**GIVEN RECORDS**
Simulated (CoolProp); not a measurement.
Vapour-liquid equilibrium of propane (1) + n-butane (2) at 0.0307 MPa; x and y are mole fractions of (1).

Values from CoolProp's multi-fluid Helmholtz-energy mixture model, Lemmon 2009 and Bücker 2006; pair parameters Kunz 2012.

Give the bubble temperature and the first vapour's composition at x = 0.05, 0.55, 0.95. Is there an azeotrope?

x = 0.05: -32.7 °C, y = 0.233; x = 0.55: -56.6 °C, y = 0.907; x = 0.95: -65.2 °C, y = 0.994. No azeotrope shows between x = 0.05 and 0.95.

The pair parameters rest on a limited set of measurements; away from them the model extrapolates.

**WORK TASK**
Take the listing from its first line to the line containing "Give the bubble". Reproduce those lines exactly and nothing else.

**YOUR RESPONSE**
Simulated (CoolProp); not a measurement.
Vapour-liquid equilibrium of propane (1) + n-butane (2) at 0.0307 MPa; x and y are mole fractions of (1).

Values from CoolProp's multi-fluid Helmholtz-energy mixture model, Lemmon 2009 and Bücker 2006; pair parameters Kunz 2012.

Give the bubble temperature and the first vapour's composition at x = 0.05, 0.55, 0.95. Is there an azeotrope?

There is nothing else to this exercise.